■ ■ ■
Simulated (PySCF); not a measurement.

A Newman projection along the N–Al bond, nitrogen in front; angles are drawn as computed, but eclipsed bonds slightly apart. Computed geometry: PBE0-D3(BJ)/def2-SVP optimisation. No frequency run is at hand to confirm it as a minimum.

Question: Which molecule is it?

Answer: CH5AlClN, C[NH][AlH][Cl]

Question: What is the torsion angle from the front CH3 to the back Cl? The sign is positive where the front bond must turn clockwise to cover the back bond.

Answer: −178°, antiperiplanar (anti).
■ ■ ■

Assigned task —
Word for word, restate the data above from its first line down to and including the line with "Question: What is".

Exercise result —
Simulated (PySCF); not a measurement.

A Newman projection along the N–Al bond, nitrogen in front; angles are drawn as computed, but eclipsed bonds slightly apart. Computed geometry: PBE0-D3(BJ)/def2-SVP optimisation. No frequency run is at hand to confirm it as a minimum.

Question: Which molecule is it?

Answer: CH5AlClN, C[NH][AlH][Cl]

Question: What is the torsion angle from the front CH3 to the back Cl? The sign is positive where the front bond must turn clockwise to cover the back bond.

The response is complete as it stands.